--------

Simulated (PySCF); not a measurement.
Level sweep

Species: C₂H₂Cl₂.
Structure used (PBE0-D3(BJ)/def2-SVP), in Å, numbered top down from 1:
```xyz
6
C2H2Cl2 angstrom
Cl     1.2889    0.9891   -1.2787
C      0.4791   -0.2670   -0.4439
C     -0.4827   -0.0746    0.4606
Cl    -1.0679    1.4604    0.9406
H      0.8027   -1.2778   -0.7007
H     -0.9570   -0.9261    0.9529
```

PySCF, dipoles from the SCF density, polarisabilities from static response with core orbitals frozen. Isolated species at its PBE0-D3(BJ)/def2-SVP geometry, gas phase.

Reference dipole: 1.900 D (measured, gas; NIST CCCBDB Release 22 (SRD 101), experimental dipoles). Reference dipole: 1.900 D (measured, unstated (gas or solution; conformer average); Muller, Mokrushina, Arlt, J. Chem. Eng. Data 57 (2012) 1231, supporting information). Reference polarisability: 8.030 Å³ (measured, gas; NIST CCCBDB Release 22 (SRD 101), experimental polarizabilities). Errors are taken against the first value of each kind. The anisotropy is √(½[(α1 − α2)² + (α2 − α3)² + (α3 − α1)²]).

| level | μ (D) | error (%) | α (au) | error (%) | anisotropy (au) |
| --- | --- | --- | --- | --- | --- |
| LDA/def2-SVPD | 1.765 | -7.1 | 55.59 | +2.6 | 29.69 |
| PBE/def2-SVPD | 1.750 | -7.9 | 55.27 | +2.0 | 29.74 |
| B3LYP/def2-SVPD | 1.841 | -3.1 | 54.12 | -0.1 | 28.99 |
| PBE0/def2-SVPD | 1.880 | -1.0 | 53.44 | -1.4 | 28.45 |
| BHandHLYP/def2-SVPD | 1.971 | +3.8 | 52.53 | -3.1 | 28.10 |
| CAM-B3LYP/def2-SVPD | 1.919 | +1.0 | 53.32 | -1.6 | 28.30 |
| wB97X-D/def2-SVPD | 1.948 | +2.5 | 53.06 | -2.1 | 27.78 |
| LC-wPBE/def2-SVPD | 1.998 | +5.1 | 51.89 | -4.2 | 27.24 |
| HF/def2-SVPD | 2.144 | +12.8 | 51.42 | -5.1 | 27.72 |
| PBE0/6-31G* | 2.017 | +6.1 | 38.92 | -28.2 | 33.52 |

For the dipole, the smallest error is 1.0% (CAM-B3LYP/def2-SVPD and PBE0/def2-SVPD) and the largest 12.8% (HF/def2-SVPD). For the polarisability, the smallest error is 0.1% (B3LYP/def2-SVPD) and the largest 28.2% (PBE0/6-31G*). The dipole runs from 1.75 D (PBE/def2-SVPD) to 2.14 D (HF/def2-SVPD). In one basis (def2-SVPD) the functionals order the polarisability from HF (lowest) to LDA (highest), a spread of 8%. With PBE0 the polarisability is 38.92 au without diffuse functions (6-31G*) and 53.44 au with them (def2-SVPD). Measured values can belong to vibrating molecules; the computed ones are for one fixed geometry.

--------

ACTION ITEM: Nothing but the lines from the top of the entries above through the line with "-28.2 | 33.52 |" should be set down, each exactly as written.

ANSWER BOX:
Simulated (PySCF); not a measurement.
Level sweep

Species: C₂H₂Cl₂.
Structure used (PBE0-D3(BJ)/def2-SVP), in Å, numbered top down from 1:
```xyz
6
C2H2Cl2 angstrom
Cl     1.2889    0.9891   -1.2787
C      0.4791   -0.2670   -0.4439
C     -0.4827   -0.0746    0.4606
Cl    -1.0679    1.4604    0.9406
H      0.8027   -1.2778   -0.7007
H     -0.9570   -0.9261    0.9529
```

PySCF, dipoles from the SCF density, polarisabilities from static response with core orbitals frozen. Isolated species at its PBE0-D3(BJ)/def2-SVP geometry, gas phase.

Reference dipole: 1.900 D (measured, gas; NIST CCCBDB Release 22 (SRD 101), experimental dipoles). Reference dipole: 1.900 D (measured, unstated (gas or solution; conformer average); Muller, Mokrushina, Arlt, J. Chem. Eng. Data 57 (2012) 1231, supporting information). Reference polarisability: 8.030 Å³ (measured, gas; NIST CCCBDB Release 22 (SRD 101), experimental polarizabilities). Errors are taken against the first value of each kind. The anisotropy is √(½[(α1 − α2)² + (α2 − α3)² + (α3 − α1)²]).

| level | μ (D) | error (%) | α (au) | error (%) | anisotropy (au) |
| --- | --- | --- | --- | --- | --- |
| LDA/def2-SVPD | 1.765 | -7.1 | 55.59 | +2.6 | 29.69 |
| PBE/def2-SVPD | 1.750 | -7.9 | 55.27 | +2.0 | 29.74 |
| B3LYP/def2-SVPD | 1.841 | -3.1 | 54.12 | -0.1 | 28.99 |
| PBE0/def2-SVPD | 1.880 | -1.0 | 53.44 | -1.4 | 28.45 |
| BHandHLYP/def2-SVPD | 1.971 | +3.8 | 52.53 | -3.1 | 28.10 |
| CAM-B3LYP/def2-SVPD | 1.919 | +1.0 | 53.32 | -1.6 | 28.30 |
| wB97X-D/def2-SVPD | 1.948 | +2.5 | 53.06 | -2.1 | 27.78 |
| LC-wPBE/def2-SVPD | 1.998 | +5.1 | 51.89 | -4.2 | 27.24 |
| HF/def2-SVPD | 2.144 | +12.8 | 51.42 | -5.1 | 27.72 |
| PBE0/6-31G* | 2.017 | +6.1 | 38.92 | -28.2 | 33.52 |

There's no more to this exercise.